## DATA SHOWN
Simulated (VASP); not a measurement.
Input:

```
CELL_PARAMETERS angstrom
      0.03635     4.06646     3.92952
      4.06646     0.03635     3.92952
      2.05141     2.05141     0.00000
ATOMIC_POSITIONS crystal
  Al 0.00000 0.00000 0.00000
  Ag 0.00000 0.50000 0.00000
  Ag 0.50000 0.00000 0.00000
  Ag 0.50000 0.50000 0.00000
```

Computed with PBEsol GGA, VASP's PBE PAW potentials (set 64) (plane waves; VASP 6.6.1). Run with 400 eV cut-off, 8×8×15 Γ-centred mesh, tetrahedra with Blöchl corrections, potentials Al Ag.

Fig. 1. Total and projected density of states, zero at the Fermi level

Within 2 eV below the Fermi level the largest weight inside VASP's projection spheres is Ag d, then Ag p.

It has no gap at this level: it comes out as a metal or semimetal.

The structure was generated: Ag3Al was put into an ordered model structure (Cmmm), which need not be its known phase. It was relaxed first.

## ACTIVITY
Copy every line of the records above, starting with the first, up to and including the line containing "Computed with PBEsol".

## REPLY
Simulated (VASP); not a measurement.
Input:

```
CELL_PARAMETERS angstrom
      0.03635     4.06646     3.92952
      4.06646     0.03635     3.92952
      2.05141     2.05141     0.00000
ATOMIC_POSITIONS crystal
  Al 0.00000 0.00000 0.00000
  Ag 0.00000 0.50000 0.00000
  Ag 0.50000 0.00000 0.00000
  Ag 0.50000 0.50000 0.00000
```

Computed with PBEsol GGA, VASP's PBE PAW potentials (set 64) (plane waves; VASP 6.6.1). Run with 400 eV cut-off, 8×8×15 Γ-centred mesh, tetrahedra with Blöchl corrections, potentials Al Ag.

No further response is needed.